## Information provided
>>>>>
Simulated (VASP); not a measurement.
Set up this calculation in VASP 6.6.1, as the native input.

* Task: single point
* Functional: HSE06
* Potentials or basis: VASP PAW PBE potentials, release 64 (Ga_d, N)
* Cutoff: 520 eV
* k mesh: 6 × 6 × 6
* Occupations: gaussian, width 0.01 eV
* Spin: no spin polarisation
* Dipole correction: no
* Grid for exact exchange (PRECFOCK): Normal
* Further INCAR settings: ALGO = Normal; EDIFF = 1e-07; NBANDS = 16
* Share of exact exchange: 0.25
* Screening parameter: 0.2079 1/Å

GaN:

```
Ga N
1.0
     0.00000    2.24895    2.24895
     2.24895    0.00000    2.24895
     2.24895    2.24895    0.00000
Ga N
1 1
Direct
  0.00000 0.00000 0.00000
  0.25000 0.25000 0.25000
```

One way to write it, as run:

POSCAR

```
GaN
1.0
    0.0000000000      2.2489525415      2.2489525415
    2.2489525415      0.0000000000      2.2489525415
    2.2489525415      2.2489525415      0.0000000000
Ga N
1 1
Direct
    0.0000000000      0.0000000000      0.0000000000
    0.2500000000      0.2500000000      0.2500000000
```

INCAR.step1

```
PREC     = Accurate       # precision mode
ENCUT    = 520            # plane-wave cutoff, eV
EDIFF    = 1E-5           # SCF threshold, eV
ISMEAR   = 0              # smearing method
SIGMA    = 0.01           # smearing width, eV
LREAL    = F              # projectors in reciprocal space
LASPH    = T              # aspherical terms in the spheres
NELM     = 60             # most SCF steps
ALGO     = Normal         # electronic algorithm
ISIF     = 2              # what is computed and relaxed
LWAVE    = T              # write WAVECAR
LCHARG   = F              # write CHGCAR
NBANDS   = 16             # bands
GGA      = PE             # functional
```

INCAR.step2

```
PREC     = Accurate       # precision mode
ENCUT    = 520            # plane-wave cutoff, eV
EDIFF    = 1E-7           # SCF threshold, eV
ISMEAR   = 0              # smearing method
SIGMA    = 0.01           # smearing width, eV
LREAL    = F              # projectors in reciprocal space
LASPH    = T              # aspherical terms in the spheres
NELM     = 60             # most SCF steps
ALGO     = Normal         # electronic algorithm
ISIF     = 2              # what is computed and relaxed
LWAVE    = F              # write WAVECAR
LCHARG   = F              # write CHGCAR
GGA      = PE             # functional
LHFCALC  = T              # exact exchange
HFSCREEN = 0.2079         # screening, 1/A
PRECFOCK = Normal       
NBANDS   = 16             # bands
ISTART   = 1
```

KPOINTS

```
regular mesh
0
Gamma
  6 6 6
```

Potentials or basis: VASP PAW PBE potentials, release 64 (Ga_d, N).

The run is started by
<<<<<

## Activity
In the answer, the lines from the first line of the data above through the line containing "exchange (PRECFOCK): Normal" must appear exactly as written, with nothing else.

## Exercise output
Simulated (VASP); not a measurement.
Set up this calculation in VASP 6.6.1, as the native input.

* Task: single point
* Functional: HSE06
* Potentials or basis: VASP PAW PBE potentials, release 64 (Ga_d, N)
* Cutoff: 520 eV
* k mesh: 6 × 6 × 6
* Occupations: gaussian, width 0.01 eV
* Spin: no spin polarisation
* Dipole correction: no
* Grid for exact exchange (PRECFOCK): Normal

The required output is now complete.